WORK REQUEST:
Would you print the records as they stand, down to the last character?

EXCERPTED RECORDS:
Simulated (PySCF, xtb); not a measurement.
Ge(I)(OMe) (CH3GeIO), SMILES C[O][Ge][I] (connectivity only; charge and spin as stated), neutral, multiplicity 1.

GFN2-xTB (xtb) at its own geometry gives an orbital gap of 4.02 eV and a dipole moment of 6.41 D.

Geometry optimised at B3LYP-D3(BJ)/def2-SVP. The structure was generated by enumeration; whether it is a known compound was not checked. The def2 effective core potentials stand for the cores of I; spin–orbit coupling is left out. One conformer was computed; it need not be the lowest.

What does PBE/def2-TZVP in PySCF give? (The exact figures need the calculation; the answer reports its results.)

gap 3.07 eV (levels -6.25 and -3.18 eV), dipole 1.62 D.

WRITTEN RESPONSE:
Simulated (PySCF, xtb); not a measurement.
Ge(I)(OMe) (CH3GeIO), SMILES C[O][Ge][I] (connectivity only; charge and spin as stated), neutral, multiplicity 1.

GFN2-xTB (xtb) at its own geometry gives an orbital gap of 4.02 eV and a dipole moment of 6.41 D.

Geometry optimised at B3LYP-D3(BJ)/def2-SVP. The structure was generated by enumeration; whether it is a known compound was not checked. The def2 effective core potentials stand for the cores of I; spin–orbit coupling is left out. One conformer was computed; it need not be the lowest.

What does PBE/def2-TZVP in PySCF give? (The exact figures need the calculation; the answer reports its results.)

gap 3.07 eV (levels -6.25 and -3.18 eV), dipole 1.62 D.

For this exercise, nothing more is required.